## Entries provided:
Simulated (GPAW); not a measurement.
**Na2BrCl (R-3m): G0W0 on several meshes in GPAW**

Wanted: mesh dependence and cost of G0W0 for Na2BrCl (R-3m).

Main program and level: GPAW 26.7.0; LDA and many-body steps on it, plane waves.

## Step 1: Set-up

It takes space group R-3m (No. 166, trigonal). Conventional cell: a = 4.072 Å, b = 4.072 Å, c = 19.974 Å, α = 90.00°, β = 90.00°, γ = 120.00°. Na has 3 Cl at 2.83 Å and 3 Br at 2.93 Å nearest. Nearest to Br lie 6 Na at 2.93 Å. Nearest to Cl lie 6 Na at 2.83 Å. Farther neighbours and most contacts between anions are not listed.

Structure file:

## Required action:
Everything in the material above from the line that has "meshes in GPAW**" through the line that has "It takes space" must be duplicated exactly, with no other lines given.

## Exercise output:
**Na2BrCl (R-3m): G0W0 on several meshes in GPAW**

Wanted: mesh dependence and cost of G0W0 for Na2BrCl (R-3m).

Main program and level: GPAW 26.7.0; LDA and many-body steps on it, plane waves.

## Step 1: Set-up

It takes space group R-3m (No. 166, trigonal). Conventional cell: a = 4.072 Å, b = 4.072 Å, c = 19.974 Å, α = 90.00°, β = 90.00°, γ = 120.00°. Na has 3 Cl at 2.83 Å and 3 Br at 2.93 Å nearest. Nearest to Br lie 6 Na at 2.93 Å. Nearest to Cl lie 6 Na at 2.83 Å. Farther neighbours and most contacts between anions are not listed.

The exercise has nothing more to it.